··· Dataset
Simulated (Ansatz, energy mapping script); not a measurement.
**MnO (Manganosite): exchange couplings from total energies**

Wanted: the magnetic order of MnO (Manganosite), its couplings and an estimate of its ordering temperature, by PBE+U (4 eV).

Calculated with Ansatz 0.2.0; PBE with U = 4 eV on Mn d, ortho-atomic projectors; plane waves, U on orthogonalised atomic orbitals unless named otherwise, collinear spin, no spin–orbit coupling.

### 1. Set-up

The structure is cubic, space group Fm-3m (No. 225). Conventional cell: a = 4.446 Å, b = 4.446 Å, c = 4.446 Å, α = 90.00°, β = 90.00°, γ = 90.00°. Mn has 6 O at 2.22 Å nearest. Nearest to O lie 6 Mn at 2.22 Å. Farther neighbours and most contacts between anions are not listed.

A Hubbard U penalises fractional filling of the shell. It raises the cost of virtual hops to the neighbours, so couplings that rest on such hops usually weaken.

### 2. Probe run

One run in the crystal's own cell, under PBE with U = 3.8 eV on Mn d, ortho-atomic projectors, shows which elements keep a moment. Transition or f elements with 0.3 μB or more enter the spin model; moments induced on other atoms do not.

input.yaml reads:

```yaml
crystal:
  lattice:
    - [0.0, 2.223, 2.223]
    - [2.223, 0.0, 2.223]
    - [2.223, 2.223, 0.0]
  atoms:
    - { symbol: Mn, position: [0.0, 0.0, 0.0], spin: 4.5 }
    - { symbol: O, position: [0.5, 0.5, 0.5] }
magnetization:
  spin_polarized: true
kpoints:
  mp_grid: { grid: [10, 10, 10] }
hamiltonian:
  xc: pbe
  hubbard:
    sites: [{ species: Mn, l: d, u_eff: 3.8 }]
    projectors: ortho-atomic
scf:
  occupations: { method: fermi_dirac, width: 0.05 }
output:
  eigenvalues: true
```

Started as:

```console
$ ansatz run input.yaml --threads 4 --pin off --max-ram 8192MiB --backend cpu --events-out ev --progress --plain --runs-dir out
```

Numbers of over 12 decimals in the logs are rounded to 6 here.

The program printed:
······

Brief
The exact lines of the material above starting at the one that contains "The structure is" and ending at the one that contains "### 2. Probe run" are what to retype; leave out everything else.

Task answer
The structure is cubic, space group Fm-3m (No. 225). Conventional cell: a = 4.446 Å, b = 4.446 Å, c = 4.446 Å, α = 90.00°, β = 90.00°, γ = 90.00°. Mn has 6 O at 2.22 Å nearest. Nearest to O lie 6 Mn at 2.22 Å. Farther neighbours and most contacts between anions are not listed.

A Hubbard U penalises fractional filling of the shell. It raises the cost of virtual hops to the neighbours, so couplings that rest on such hops usually weaken.

### 2. Probe run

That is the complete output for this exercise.